◆ **WORK INSTRUCTION**: Begin at the line containing "(2) 83 GPa." in the entries below and end at the line containing "(3) 337 cm⁻¹."; transcribe that range exactly and nothing outside it.

■ ■ ■ ■ ■ ■ ■

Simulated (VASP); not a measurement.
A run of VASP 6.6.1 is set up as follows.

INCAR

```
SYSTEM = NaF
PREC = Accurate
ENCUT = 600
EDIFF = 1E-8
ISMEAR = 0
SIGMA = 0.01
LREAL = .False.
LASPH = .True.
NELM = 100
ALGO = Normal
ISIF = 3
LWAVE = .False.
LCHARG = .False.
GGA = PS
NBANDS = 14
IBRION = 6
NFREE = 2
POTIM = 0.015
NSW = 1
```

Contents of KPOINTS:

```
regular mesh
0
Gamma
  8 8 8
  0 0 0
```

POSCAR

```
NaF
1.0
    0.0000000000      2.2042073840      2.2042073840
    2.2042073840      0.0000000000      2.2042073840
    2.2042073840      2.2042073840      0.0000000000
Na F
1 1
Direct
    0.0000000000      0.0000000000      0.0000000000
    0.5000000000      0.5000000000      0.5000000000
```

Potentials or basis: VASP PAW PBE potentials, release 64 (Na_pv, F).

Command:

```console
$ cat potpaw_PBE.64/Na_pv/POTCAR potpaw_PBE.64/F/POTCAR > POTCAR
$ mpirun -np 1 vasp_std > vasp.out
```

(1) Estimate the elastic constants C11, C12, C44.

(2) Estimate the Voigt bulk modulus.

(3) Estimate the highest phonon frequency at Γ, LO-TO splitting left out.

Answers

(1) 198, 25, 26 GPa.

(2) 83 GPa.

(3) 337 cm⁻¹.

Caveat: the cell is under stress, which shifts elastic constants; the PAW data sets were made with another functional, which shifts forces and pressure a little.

■ ■ ■ ■ ■ ■ ■

◆ **WRITTEN RESPONSE**:
(2) 83 GPa.

(3) 337 cm⁻¹.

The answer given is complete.